## SOURCE INFORMATION
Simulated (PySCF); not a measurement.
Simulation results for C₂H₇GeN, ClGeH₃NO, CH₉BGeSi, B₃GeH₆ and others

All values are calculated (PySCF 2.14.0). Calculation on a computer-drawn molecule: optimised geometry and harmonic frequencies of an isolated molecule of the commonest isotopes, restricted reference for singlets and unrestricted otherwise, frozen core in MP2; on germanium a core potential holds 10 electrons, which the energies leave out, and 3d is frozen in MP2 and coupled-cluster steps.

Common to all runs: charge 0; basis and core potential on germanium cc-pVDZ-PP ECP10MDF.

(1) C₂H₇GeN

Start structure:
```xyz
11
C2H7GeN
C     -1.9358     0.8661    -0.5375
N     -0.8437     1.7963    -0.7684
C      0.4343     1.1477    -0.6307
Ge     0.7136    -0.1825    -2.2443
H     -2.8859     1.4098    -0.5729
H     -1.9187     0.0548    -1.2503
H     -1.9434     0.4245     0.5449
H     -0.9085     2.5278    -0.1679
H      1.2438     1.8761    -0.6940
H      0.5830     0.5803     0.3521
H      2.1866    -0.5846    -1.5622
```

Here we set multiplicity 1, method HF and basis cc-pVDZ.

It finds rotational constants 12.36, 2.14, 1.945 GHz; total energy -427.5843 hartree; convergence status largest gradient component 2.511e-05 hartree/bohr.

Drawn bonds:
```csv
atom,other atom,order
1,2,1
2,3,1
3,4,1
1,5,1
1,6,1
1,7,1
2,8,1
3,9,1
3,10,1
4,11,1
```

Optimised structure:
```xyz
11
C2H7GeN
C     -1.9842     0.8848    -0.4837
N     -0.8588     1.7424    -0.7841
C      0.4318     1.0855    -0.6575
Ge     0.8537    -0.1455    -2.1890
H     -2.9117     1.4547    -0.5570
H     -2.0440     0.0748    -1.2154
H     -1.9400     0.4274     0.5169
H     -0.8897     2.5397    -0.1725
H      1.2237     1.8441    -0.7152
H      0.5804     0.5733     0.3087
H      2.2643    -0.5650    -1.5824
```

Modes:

## ACTION ITEM
Return each line exactly, beginning at the start of the material above and ending at the line that includes "Simulation results for", with both of those kept.

## WRITTEN RESPONSE
Simulated (PySCF); not a measurement.
Simulation results for C₂H₇GeN, ClGeH₃NO, CH₉BGeSi, B₃GeH₆ and others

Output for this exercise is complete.